------ Entries shown ------

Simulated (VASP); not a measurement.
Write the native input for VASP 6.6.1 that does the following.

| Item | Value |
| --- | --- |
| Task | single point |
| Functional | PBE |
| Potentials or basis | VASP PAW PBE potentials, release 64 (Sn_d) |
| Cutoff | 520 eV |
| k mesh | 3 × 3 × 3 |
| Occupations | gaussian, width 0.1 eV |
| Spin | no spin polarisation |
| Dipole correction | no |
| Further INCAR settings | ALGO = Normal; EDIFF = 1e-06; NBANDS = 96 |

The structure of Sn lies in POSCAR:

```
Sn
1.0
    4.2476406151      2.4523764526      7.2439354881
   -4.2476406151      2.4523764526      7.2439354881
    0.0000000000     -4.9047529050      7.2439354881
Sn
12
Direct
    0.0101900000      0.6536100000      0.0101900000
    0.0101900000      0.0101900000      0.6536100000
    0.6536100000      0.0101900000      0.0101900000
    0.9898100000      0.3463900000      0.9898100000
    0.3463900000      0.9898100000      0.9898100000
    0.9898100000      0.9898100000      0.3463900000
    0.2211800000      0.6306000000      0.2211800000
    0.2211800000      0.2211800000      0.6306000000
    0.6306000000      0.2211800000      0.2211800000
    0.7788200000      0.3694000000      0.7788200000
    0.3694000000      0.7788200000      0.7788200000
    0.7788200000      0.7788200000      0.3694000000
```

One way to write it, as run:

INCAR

------

**Work item**
Your task is to reproduce the entire listing exactly as it appears.

**Task response**
Simulated (VASP); not a measurement.
Write the native input for VASP 6.6.1 that does the following.

| Item | Value |
| --- | --- |
| Task | single point |
| Functional | PBE |
| Potentials or basis | VASP PAW PBE potentials, release 64 (Sn_d) |
| Cutoff | 520 eV |
| k mesh | 3 × 3 × 3 |
| Occupations | gaussian, width 0.1 eV |
| Spin | no spin polarisation |
| Dipole correction | no |
| Further INCAR settings | ALGO = Normal; EDIFF = 1e-06; NBANDS = 96 |

The structure of Sn lies in POSCAR:

```
Sn
1.0
    4.2476406151      2.4523764526      7.2439354881
   -4.2476406151      2.4523764526      7.2439354881
    0.0000000000     -4.9047529050      7.2439354881
Sn
12
Direct
    0.0101900000      0.6536100000      0.0101900000
    0.0101900000      0.0101900000      0.6536100000
    0.6536100000      0.0101900000      0.0101900000
    0.9898100000      0.3463900000      0.9898100000
    0.3463900000      0.9898100000      0.9898100000
    0.9898100000      0.9898100000      0.3463900000
    0.2211800000      0.6306000000      0.2211800000
    0.2211800000      0.2211800000      0.6306000000
    0.6306000000      0.2211800000      0.2211800000
    0.7788200000      0.3694000000      0.7788200000
    0.3694000000      0.7788200000      0.7788200000
    0.7788200000      0.7788200000      0.3694000000
```

One way to write it, as run:

INCAR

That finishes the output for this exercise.